* [Dataset]:
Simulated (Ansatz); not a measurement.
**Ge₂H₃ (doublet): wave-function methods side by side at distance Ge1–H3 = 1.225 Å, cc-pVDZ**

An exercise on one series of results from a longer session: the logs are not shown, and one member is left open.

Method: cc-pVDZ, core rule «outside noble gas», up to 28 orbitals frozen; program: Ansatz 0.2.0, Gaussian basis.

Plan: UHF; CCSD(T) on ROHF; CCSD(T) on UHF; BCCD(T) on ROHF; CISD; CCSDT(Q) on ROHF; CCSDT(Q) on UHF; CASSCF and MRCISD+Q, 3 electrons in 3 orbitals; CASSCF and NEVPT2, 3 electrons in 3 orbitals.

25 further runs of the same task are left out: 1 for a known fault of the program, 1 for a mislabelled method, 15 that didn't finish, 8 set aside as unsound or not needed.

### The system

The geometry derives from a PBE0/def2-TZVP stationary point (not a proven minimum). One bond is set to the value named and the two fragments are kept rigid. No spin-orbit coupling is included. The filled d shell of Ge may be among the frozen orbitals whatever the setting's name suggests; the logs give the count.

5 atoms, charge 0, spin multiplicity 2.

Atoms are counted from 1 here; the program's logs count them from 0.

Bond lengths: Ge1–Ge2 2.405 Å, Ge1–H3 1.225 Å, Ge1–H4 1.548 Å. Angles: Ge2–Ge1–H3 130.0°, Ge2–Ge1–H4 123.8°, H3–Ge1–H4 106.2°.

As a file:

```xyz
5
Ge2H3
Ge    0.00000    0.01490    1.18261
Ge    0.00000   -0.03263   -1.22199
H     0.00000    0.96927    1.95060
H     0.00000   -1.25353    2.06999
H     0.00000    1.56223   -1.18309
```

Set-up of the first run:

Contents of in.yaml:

* [Work order]:
Please print the material above exactly as it appears, from its first line through the line containing "Method: cc-pVDZ, core", inclusive, and stop there.

* [Reply]:
Simulated (Ansatz); not a measurement.
**Ge₂H₃ (doublet): wave-function methods side by side at distance Ge1–H3 = 1.225 Å, cc-pVDZ**

An exercise on one series of results from a longer session: the logs are not shown, and one member is left open.

Method: cc-pVDZ, core rule «outside noble gas», up to 28 orbitals frozen; program: Ansatz 0.2.0, Gaussian basis.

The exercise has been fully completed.